Information shown =
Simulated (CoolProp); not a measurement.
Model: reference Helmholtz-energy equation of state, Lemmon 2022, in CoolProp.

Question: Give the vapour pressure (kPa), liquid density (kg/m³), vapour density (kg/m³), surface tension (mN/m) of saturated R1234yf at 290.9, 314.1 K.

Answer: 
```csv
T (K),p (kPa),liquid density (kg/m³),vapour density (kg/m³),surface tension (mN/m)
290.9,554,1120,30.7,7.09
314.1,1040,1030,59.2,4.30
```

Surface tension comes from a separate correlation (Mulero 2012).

Action item = This exercise requires that all of the entries be repeated exactly.

Problem solution =
Simulated (CoolProp); not a measurement.
Model: reference Helmholtz-energy equation of state, Lemmon 2022, in CoolProp.

Question: Give the vapour pressure (kPa), liquid density (kg/m³), vapour density (kg/m³), surface tension (mN/m) of saturated R1234yf at 290.9, 314.1 K.

Answer: 
```csv
T (K),p (kPa),liquid density (kg/m³),vapour density (kg/m³),surface tension (mN/m)
290.9,554,1120,30.7,7.09
314.1,1040,1030,59.2,4.30
```

Surface tension comes from a separate correlation (Mulero 2012).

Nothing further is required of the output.